-=-=-

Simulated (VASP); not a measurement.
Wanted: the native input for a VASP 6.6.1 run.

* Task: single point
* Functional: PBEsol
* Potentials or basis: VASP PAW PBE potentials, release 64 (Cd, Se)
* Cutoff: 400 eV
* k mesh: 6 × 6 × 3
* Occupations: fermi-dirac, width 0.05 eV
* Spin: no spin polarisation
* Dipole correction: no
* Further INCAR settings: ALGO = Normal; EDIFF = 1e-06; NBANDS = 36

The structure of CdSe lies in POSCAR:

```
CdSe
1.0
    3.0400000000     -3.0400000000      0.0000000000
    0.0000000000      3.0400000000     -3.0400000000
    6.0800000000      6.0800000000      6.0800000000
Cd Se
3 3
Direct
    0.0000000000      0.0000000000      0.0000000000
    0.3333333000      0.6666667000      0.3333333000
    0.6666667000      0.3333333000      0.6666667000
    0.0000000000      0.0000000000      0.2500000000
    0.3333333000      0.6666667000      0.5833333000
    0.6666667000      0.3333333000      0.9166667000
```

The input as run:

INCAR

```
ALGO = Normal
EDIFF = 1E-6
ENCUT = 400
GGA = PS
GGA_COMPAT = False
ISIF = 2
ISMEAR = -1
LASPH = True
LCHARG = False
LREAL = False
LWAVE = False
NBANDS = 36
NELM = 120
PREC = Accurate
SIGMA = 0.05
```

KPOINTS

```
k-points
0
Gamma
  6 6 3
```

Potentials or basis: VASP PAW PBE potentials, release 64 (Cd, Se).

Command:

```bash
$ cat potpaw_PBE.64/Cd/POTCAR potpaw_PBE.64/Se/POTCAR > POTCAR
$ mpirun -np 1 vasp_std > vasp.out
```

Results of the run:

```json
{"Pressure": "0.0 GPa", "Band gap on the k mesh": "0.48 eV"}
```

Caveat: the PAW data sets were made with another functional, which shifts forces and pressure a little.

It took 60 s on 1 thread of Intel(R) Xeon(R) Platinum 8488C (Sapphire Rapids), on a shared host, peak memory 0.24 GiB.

-=-=-

(ACTIVITY) Up to and including the line with "width 0.05 eV", restate the records above word for word from the very first line.

(SOLUTION)
Simulated (VASP); not a measurement.
Wanted: the native input for a VASP 6.6.1 run.

* Task: single point
* Functional: PBEsol
* Potentials or basis: VASP PAW PBE potentials, release 64 (Cd, Se)
* Cutoff: 400 eV
* k mesh: 6 × 6 × 3
* Occupations: fermi-dirac, width 0.05 eV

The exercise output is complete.